*** Opening Records shown ***
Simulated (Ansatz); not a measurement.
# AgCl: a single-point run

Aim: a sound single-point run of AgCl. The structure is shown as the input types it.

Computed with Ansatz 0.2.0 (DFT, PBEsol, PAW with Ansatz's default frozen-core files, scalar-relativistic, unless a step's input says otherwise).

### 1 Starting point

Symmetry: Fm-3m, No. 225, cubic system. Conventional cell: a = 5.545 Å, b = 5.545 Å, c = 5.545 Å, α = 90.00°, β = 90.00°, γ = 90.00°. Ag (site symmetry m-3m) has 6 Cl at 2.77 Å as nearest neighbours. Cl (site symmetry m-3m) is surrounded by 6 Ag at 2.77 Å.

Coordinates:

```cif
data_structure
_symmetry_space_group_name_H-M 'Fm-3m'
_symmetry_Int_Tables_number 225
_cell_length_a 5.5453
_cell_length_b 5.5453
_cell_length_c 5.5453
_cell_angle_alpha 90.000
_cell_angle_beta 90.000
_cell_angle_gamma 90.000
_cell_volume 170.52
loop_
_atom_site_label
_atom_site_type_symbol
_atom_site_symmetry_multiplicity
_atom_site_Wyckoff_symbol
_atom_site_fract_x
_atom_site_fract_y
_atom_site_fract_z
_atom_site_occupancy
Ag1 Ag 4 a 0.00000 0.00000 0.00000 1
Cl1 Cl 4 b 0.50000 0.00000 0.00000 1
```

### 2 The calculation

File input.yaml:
*** Closing Records shown ***

Give the exact lines, and only those, from the line containing "Computed with Ansatz" through the line containing "### 1 Starting point" in the entries above.

> Response:
Computed with Ansatz 0.2.0 (DFT, PBEsol, PAW with Ansatz's default frozen-core files, scalar-relativistic, unless a step's input says otherwise).

### 1 Starting point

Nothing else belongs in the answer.